> _RECORDED INFORMATION_:
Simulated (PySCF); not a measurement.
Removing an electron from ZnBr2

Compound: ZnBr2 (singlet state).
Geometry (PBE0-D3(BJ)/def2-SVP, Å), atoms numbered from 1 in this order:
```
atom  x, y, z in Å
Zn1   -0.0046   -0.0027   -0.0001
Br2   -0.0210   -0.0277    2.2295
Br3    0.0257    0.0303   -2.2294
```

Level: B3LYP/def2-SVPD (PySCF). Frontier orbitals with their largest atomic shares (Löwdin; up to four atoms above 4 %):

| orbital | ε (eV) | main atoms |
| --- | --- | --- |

> _WORK INSTRUCTION_:
Repeat the data exactly. Omit nothing.

> _WRITTEN RESPONSE_:
Simulated (PySCF); not a measurement.
Removing an electron from ZnBr2

Compound: ZnBr2 (singlet state).
Geometry (PBE0-D3(BJ)/def2-SVP, Å), atoms numbered from 1 in this order:
```
atom  x, y, z in Å
Zn1   -0.0046   -0.0027   -0.0001
Br2   -0.0210   -0.0277    2.2295
Br3    0.0257    0.0303   -2.2294
```

Level: B3LYP/def2-SVPD (PySCF). Frontier orbitals with their largest atomic shares (Löwdin; up to four atoms above 4 %):

| orbital | ε (eV) | main atoms |
| --- | --- | --- |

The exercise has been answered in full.